### Work item
Your answer should be an exact copy of the data.

++++++++++++++++++++

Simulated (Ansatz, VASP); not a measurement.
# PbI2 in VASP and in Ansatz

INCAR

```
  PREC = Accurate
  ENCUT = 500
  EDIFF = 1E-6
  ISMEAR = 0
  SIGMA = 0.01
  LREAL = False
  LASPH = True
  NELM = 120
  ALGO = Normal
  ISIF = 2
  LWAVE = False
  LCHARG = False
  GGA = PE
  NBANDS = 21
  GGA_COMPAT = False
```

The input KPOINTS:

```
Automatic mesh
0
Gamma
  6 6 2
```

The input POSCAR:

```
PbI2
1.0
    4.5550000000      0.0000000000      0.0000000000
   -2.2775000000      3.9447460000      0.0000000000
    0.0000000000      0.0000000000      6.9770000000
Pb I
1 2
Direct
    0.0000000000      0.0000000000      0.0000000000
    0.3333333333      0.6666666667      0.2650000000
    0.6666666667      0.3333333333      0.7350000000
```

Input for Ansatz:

++++++++++++++++++++

### Response area
Simulated (Ansatz, VASP); not a measurement.
# PbI2 in VASP and in Ansatz

INCAR

```
  PREC = Accurate
  ENCUT = 500
  EDIFF = 1E-6
  ISMEAR = 0
  SIGMA = 0.01
  LREAL = False
  LASPH = True
  NELM = 120
  ALGO = Normal
  ISIF = 2
  LWAVE = False
  LCHARG = False
  GGA = PE
  NBANDS = 21
  GGA_COMPAT = False
```

The input KPOINTS:

```
Automatic mesh
0
Gamma
  6 6 2
```

The input POSCAR:

```
PbI2
1.0
    4.5550000000      0.0000000000      0.0000000000
   -2.2775000000      3.9447460000      0.0000000000
    0.0000000000      0.0000000000      6.9770000000
Pb I
1 2
Direct
    0.0000000000      0.0000000000      0.0000000000
    0.3333333333      0.6666666667      0.2650000000
    0.6666666667      0.3333333333      0.7350000000
```

Input for Ansatz:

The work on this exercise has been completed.